> _WORK ORDER_
In the listing below, find the line with "The structure is", then repeat exactly every line from the top through that one.

> _STUDY MATERIAL_
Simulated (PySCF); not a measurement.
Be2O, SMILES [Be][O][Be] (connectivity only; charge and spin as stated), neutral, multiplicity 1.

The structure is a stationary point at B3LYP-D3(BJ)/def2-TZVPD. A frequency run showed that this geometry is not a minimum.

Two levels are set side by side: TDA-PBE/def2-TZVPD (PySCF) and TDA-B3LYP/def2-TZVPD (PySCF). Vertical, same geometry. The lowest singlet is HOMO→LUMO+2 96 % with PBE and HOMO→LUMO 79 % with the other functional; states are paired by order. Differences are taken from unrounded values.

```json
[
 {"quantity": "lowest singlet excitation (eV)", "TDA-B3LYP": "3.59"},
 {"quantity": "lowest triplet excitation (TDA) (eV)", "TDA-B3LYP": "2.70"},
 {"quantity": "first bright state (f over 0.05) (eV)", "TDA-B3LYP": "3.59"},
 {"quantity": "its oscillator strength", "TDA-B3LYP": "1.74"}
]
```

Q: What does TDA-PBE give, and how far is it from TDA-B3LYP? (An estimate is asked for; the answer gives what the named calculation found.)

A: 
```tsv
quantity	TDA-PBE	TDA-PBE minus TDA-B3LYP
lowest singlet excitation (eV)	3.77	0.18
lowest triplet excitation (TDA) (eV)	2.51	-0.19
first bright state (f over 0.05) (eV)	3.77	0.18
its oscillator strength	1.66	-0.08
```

> _REPLY_
Simulated (PySCF); not a measurement.
Be2O, SMILES [Be][O][Be] (connectivity only; charge and spin as stated), neutral, multiplicity 1.

The structure is a stationary point at B3LYP-D3(BJ)/def2-TZVPD. A frequency run showed that this geometry is not a minimum.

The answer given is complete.